Information given:
● ● ● ●

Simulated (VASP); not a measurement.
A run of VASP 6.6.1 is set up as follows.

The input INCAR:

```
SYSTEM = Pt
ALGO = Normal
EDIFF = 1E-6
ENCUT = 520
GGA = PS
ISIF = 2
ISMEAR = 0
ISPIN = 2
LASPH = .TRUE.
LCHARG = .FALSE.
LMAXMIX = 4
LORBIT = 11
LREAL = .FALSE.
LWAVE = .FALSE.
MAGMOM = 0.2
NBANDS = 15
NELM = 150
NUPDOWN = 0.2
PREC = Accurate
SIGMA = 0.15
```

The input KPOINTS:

● ● ● ●

Exercise: Write out all records exactly, keeping every detail.

Answer area:
Simulated (VASP); not a measurement.
A run of VASP 6.6.1 is set up as follows.

The input INCAR:

```
SYSTEM = Pt
ALGO = Normal
EDIFF = 1E-6
ENCUT = 520
GGA = PS
ISIF = 2
ISMEAR = 0
ISPIN = 2
LASPH = .TRUE.
LCHARG = .FALSE.
LMAXMIX = 4
LORBIT = 11
LREAL = .FALSE.
LWAVE = .FALSE.
MAGMOM = 0.2
NBANDS = 15
NELM = 150
NUPDOWN = 0.2
PREC = Accurate
SIGMA = 0.15
```

The input KPOINTS:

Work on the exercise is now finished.